## ACTION ITEM
Each entry that follows should be retyped exactly.

◆ ◆ ◆
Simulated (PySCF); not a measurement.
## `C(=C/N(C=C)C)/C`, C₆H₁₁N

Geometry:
◆ ◆ ◆

## TASK OUTPUT
Simulated (PySCF); not a measurement.
## `C(=C/N(C=C)C)/C`, C₆H₁₁N

Geometry:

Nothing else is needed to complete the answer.